● WORK ITEM
In the material below, find the line containing "Bond lengths: F1–As2" and the line containing "Wall time 1.9", then reproduce exactly both of them and every line between, and nothing else.

····················
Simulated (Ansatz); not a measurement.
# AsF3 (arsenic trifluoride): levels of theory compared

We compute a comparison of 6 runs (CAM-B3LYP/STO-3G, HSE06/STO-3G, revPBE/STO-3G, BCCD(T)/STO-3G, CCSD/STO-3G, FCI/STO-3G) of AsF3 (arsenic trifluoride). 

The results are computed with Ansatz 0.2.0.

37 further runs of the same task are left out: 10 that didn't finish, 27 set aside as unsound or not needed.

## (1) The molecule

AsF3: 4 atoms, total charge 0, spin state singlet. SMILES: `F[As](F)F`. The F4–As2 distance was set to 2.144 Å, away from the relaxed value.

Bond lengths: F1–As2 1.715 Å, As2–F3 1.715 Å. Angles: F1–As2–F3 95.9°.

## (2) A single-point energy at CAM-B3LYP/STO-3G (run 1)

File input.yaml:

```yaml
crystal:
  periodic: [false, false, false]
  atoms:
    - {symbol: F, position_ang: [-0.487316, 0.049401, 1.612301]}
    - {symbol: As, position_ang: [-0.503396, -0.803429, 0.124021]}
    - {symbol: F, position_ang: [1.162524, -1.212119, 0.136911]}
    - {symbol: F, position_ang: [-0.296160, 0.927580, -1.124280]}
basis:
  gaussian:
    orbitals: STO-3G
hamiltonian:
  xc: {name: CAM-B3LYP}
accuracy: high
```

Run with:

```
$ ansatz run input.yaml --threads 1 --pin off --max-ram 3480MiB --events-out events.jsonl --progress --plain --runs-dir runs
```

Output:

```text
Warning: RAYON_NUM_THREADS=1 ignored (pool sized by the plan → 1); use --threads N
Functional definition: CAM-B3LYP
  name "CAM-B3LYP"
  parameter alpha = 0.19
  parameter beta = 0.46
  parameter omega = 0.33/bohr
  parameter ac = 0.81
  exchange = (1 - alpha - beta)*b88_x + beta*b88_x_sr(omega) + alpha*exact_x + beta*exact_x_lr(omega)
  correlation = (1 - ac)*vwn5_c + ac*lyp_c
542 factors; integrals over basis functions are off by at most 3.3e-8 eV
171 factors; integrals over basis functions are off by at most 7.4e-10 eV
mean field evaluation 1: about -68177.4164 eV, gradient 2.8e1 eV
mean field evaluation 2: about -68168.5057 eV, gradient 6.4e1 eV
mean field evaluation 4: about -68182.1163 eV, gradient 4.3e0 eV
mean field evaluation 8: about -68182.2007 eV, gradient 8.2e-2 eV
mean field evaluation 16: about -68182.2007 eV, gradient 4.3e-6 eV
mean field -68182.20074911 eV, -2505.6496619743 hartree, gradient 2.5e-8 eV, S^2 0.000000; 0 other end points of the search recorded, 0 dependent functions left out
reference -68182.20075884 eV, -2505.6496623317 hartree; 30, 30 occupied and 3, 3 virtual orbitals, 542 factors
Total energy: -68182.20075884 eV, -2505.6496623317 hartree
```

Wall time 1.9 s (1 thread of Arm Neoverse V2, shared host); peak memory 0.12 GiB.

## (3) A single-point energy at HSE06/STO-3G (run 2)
····················

● EXERCISE SOLUTION
Bond lengths: F1–As2 1.715 Å, As2–F3 1.715 Å. Angles: F1–As2–F3 95.9°.

## (2) A single-point energy at CAM-B3LYP/STO-3G (run 1)

File input.yaml:

```yaml
crystal:
  periodic: [false, false, false]
  atoms:
    - {symbol: F, position_ang: [-0.487316, 0.049401, 1.612301]}
    - {symbol: As, position_ang: [-0.503396, -0.803429, 0.124021]}
    - {symbol: F, position_ang: [1.162524, -1.212119, 0.136911]}
    - {symbol: F, position_ang: [-0.296160, 0.927580, -1.124280]}
basis:
  gaussian:
    orbitals: STO-3G
hamiltonian:
  xc: {name: CAM-B3LYP}
accuracy: high
```

Run with:

```
$ ansatz run input.yaml --threads 1 --pin off --max-ram 3480MiB --events-out events.jsonl --progress --plain --runs-dir runs
```

Output:

```text
Warning: RAYON_NUM_THREADS=1 ignored (pool sized by the plan → 1); use --threads N
Functional definition: CAM-B3LYP
  name "CAM-B3LYP"
  parameter alpha = 0.19
  parameter beta = 0.46
  parameter omega = 0.33/bohr
  parameter ac = 0.81
  exchange = (1 - alpha - beta)*b88_x + beta*b88_x_sr(omega) + alpha*exact_x + beta*exact_x_lr(omega)
  correlation = (1 - ac)*vwn5_c + ac*lyp_c
542 factors; integrals over basis functions are off by at most 3.3e-8 eV
171 factors; integrals over basis functions are off by at most 7.4e-10 eV
mean field evaluation 1: about -68177.4164 eV, gradient 2.8e1 eV
mean field evaluation 2: about -68168.5057 eV, gradient 6.4e1 eV
mean field evaluation 4: about -68182.1163 eV, gradient 4.3e0 eV
mean field evaluation 8: about -68182.2007 eV, gradient 8.2e-2 eV
mean field evaluation 16: about -68182.2007 eV, gradient 4.3e-6 eV
mean field -68182.20074911 eV, -2505.6496619743 hartree, gradient 2.5e-8 eV, S^2 0.000000; 0 other end points of the search recorded, 0 dependent functions left out
reference -68182.20075884 eV, -2505.6496623317 hartree; 30, 30 occupied and 3, 3 virtual orbitals, 542 factors
Total energy: -68182.20075884 eV, -2505.6496623317 hartree
```

Wall time 1.9 s (1 thread of Arm Neoverse V2, shared host); peak memory 0.12 GiB.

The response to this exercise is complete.